> **Work request**
Every entry that follows is to be duplicated exactly.

---------- Data to examine

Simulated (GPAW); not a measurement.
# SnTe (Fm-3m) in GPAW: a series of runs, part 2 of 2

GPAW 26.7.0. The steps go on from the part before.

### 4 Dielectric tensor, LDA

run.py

--------------------

> **Written response**
Simulated (GPAW); not a measurement.
# SnTe (Fm-3m) in GPAW: a series of runs, part 2 of 2

GPAW 26.7.0. The steps go on from the part before.

### 4 Dielectric tensor, LDA

run.py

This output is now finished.